------ LISTED ENTRIES
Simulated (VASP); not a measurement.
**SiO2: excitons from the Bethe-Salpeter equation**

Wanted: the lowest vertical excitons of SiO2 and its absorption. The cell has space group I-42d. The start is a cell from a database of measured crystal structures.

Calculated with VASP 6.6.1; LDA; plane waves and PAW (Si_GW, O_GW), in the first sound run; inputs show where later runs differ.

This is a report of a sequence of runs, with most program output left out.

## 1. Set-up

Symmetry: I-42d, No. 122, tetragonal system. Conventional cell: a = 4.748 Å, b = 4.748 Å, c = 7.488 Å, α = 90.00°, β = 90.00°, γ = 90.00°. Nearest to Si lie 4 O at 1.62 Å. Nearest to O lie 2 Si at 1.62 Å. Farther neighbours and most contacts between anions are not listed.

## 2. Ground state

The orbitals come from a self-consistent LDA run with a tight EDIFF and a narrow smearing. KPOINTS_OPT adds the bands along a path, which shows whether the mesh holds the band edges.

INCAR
------------

■ **TASK ITEM**: Which lines above run from the one containing "Symmetry: I-42d, No." to the one containing "The orbitals come"? Give them again exactly, both ends included.

■ **WRITTEN ANSWER**:
Symmetry: I-42d, No. 122, tetragonal system. Conventional cell: a = 4.748 Å, b = 4.748 Å, c = 7.488 Å, α = 90.00°, β = 90.00°, γ = 90.00°. Nearest to Si lie 4 O at 1.62 Å. Nearest to O lie 2 Si at 1.62 Å. Farther neighbours and most contacts between anions are not listed.

## 2. Ground state

The orbitals come from a self-consistent LDA run with a tight EDIFF and a narrow smearing. KPOINTS_OPT adds the bands along a path, which shows whether the mesh holds the band edges.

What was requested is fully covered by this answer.